EXTRACTED MATERIAL START

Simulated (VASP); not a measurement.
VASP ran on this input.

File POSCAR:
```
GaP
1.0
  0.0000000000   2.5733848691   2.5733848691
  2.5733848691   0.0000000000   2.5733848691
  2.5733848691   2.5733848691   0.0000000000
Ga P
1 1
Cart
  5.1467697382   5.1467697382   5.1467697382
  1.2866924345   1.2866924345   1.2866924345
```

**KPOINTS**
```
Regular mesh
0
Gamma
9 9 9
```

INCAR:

EXTRACTED MATERIAL END

WORK REQUEST: Reproduce all of the material verbatim.

EXPECTED ANSWER:
Simulated (VASP); not a measurement.
VASP ran on this input.

File POSCAR:
```
GaP
1.0
  0.0000000000   2.5733848691   2.5733848691
  2.5733848691   0.0000000000   2.5733848691
  2.5733848691   2.5733848691   0.0000000000
Ga P
1 1
Cart
  5.1467697382   5.1467697382   5.1467697382
  1.2866924345   1.2866924345   1.2866924345
```

**KPOINTS**
```
Regular mesh
0
Gamma
9 9 9
```

INCAR:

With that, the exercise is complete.